======== SUPPLIED INFORMATION
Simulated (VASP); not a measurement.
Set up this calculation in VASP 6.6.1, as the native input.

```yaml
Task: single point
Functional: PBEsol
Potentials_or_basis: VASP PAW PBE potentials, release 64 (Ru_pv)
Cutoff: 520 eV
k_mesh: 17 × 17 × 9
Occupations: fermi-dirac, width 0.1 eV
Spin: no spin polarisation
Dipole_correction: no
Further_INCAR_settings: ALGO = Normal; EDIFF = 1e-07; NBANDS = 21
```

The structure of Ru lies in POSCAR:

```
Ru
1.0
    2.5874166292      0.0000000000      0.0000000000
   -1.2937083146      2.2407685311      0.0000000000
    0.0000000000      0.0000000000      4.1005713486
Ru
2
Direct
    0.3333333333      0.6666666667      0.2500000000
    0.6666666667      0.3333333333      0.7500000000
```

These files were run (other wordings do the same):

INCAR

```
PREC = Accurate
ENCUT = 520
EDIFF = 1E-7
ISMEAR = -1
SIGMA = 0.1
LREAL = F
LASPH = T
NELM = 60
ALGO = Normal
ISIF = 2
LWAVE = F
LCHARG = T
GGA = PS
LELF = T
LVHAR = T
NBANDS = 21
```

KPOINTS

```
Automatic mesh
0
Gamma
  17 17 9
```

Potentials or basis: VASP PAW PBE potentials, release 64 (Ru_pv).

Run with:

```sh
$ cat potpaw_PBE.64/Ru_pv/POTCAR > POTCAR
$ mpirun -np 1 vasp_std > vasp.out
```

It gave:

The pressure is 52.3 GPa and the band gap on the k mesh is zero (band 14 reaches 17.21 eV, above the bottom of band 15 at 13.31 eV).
================

* _ACTION ITEM_
This exercise requires that all of the entries be repeated exactly.

* _YOUR SOLUTION_
Simulated (VASP); not a measurement.
Set up this calculation in VASP 6.6.1, as the native input.

```yaml
Task: single point
Functional: PBEsol
Potentials_or_basis: VASP PAW PBE potentials, release 64 (Ru_pv)
Cutoff: 520 eV
k_mesh: 17 × 17 × 9
Occupations: fermi-dirac, width 0.1 eV
Spin: no spin polarisation
Dipole_correction: no
Further_INCAR_settings: ALGO = Normal; EDIFF = 1e-07; NBANDS = 21
```

The structure of Ru lies in POSCAR:

```
Ru
1.0
    2.5874166292      0.0000000000      0.0000000000
   -1.2937083146      2.2407685311      0.0000000000
    0.0000000000      0.0000000000      4.1005713486
Ru
2
Direct
    0.3333333333      0.6666666667      0.2500000000
    0.6666666667      0.3333333333      0.7500000000
```

These files were run (other wordings do the same):

INCAR

```
PREC = Accurate
ENCUT = 520
EDIFF = 1E-7
ISMEAR = -1
SIGMA = 0.1
LREAL = F
LASPH = T
NELM = 60
ALGO = Normal
ISIF = 2
LWAVE = F
LCHARG = T
GGA = PS
LELF = T
LVHAR = T
NBANDS = 21
```

KPOINTS

```
Automatic mesh
0
Gamma
  17 17 9
```

Potentials or basis: VASP PAW PBE potentials, release 64 (Ru_pv).

Run with:

```sh
$ cat potpaw_PBE.64/Ru_pv/POTCAR > POTCAR
$ mpirun -np 1 vasp_std > vasp.out
```

It gave:

The pressure is 52.3 GPa and the band gap on the k mesh is zero (band 14 reaches 17.21 eV, above the bottom of band 15 at 13.31 eV).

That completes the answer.